◆ **ASSIGNMENT**
Two lines in the listing below mark the span: one contains "0.8408 | 8.42 |" and one contains "It boils at 225.5 K under 1 atm.". Reproduce both of them and everything between, exactly.

EXTRACTED INFORMATION: Begin

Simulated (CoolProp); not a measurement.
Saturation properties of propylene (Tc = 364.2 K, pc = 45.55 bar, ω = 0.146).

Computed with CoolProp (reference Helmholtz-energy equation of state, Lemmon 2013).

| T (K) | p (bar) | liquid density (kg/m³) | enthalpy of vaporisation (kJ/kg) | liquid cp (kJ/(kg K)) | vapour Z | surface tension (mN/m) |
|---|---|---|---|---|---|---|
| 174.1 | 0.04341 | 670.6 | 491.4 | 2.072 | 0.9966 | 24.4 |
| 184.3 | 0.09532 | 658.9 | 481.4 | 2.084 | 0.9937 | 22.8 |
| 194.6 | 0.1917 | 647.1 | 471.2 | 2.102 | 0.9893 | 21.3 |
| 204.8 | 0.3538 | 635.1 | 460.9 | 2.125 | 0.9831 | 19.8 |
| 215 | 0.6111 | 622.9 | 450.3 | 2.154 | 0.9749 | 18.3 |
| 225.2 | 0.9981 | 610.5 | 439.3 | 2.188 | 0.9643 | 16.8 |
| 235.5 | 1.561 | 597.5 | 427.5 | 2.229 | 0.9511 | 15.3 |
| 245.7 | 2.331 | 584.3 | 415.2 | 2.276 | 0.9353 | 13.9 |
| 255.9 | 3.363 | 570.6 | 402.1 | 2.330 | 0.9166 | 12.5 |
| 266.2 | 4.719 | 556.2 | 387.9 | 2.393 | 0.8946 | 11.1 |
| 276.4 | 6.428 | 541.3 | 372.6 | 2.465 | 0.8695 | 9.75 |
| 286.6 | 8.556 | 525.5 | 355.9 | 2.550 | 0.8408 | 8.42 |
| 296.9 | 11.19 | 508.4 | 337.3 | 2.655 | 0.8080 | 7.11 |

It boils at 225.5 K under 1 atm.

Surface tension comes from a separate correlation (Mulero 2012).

EXTRACTED INFORMATION: End

◆ **WRITTEN SOLUTION**
| 286.6 | 8.556 | 525.5 | 355.9 | 2.550 | 0.8408 | 8.42 |
| 296.9 | 11.19 | 508.4 | 337.3 | 2.655 | 0.8080 | 7.11 |

It boils at 225.5 K under 1 atm.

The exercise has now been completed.